= Supplied information =
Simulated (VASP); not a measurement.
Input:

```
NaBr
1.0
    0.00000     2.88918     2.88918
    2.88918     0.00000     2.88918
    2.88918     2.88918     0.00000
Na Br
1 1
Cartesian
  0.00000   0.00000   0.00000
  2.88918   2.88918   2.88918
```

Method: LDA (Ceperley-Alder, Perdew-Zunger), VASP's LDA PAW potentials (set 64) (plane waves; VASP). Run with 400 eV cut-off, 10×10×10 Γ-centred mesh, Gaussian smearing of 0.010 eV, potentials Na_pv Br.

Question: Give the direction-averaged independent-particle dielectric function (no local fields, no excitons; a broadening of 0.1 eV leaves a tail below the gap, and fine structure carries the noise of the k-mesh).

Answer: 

= Action item =
Give back all of the data above without any alteration.

= Exercise answer =
Simulated (VASP); not a measurement.
Input:

```
NaBr
1.0
    0.00000     2.88918     2.88918
    2.88918     0.00000     2.88918
    2.88918     2.88918     0.00000
Na Br
1 1
Cartesian
  0.00000   0.00000   0.00000
  2.88918   2.88918   2.88918
```

Method: LDA (Ceperley-Alder, Perdew-Zunger), VASP's LDA PAW potentials (set 64) (plane waves; VASP). Run with 400 eV cut-off, 10×10×10 Γ-centred mesh, Gaussian smearing of 0.010 eV, potentials Na_pv Br.

Question: Give the direction-averaged independent-particle dielectric function (no local fields, no excitons; a broadening of 0.1 eV leaves a tail below the gap, and fine structure carries the noise of the k-mesh).

Answer: 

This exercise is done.